Source data:
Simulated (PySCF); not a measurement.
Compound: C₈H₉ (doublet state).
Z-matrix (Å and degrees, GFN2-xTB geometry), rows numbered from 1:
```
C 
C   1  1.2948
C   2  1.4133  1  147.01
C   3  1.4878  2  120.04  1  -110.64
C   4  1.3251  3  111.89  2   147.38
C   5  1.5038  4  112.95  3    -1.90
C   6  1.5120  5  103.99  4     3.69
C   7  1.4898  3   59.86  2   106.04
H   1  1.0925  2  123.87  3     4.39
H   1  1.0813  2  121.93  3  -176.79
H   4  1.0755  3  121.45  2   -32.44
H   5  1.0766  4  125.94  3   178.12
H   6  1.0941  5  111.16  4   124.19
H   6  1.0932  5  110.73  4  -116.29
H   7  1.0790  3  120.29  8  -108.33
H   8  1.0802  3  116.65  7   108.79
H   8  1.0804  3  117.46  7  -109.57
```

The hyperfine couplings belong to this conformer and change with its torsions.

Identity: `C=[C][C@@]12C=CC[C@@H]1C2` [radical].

Action item: Reproduce the data. Match each line exactly.

Task output:
Simulated (PySCF); not a measurement.
Compound: C₈H₉ (doublet state).
Z-matrix (Å and degrees, GFN2-xTB geometry), rows numbered from 1:
```
C 
C   1  1.2948
C   2  1.4133  1  147.01
C   3  1.4878  2  120.04  1  -110.64
C   4  1.3251  3  111.89  2   147.38
C   5  1.5038  4  112.95  3    -1.90
C   6  1.5120  5  103.99  4     3.69
C   7  1.4898  3   59.86  2   106.04
H   1  1.0925  2  123.87  3     4.39
H   1  1.0813  2  121.93  3  -176.79
H   4  1.0755  3  121.45  2   -32.44
H   5  1.0766  4  125.94  3   178.12
H   6  1.0941  5  111.16  4   124.19
H   6  1.0932  5  110.73  4  -116.29
H   7  1.0790  3  120.29  8  -108.33
H   8  1.0802  3  116.65  7   108.79
H   8  1.0804  3  117.46  7  -109.57
```

The hyperfine couplings belong to this conformer and change with its torsions.

Identity: `C=[C][C@@]12C=CC[C@@H]1C2` [radical].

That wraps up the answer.